_ASSIGNMENT_.
Copy the records below word for word. Stop after the line that contains "GaN (wurtzite, atoms displaced) (calculated)".

_DATA EXTRACT_.
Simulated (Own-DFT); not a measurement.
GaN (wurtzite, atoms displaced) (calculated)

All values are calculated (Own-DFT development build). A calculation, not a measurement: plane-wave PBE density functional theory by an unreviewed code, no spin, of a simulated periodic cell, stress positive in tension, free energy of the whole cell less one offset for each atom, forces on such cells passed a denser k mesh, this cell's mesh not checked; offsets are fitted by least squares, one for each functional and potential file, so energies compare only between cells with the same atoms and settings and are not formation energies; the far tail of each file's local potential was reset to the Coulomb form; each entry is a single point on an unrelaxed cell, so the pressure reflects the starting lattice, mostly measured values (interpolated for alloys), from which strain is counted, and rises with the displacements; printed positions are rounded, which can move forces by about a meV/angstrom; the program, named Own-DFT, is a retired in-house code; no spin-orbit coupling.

_EXERCISE RESPONSE_.
Simulated (Own-DFT); not a measurement.
GaN (wurtzite, atoms displaced) (calculated)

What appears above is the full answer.